[Excerpted records]

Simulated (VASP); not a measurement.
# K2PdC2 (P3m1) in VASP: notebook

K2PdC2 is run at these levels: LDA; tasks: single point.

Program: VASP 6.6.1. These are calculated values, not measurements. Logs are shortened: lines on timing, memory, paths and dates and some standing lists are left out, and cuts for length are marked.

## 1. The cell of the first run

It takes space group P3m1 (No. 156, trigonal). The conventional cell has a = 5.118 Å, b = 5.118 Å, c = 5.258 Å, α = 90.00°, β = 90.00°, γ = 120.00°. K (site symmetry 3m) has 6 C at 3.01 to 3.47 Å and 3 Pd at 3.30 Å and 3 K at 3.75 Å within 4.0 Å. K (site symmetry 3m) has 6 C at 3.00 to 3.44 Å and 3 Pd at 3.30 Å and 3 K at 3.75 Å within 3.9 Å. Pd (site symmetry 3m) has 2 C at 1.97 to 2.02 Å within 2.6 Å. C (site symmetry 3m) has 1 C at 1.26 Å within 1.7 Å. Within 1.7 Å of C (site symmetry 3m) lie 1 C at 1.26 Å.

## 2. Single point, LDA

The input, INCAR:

[/Excerpted records]

> [Work request]: Repeat the data exactly. Leave nothing out.

> [Answer space]:
Simulated (VASP); not a measurement.
# K2PdC2 (P3m1) in VASP: notebook

K2PdC2 is run at these levels: LDA; tasks: single point.

Program: VASP 6.6.1. These are calculated values, not measurements. Logs are shortened: lines on timing, memory, paths and dates and some standing lists are left out, and cuts for length are marked.

## 1. The cell of the first run

It takes space group P3m1 (No. 156, trigonal). The conventional cell has a = 5.118 Å, b = 5.118 Å, c = 5.258 Å, α = 90.00°, β = 90.00°, γ = 120.00°. K (site symmetry 3m) has 6 C at 3.01 to 3.47 Å and 3 Pd at 3.30 Å and 3 K at 3.75 Å within 4.0 Å. K (site symmetry 3m) has 6 C at 3.00 to 3.44 Å and 3 Pd at 3.30 Å and 3 K at 3.75 Å within 3.9 Å. Pd (site symmetry 3m) has 2 C at 1.97 to 2.02 Å within 2.6 Å. C (site symmetry 3m) has 1 C at 1.26 Å within 1.7 Å. Within 1.7 Å of C (site symmetry 3m) lie 1 C at 1.26 Å.

## 2. Single point, LDA

The input, INCAR:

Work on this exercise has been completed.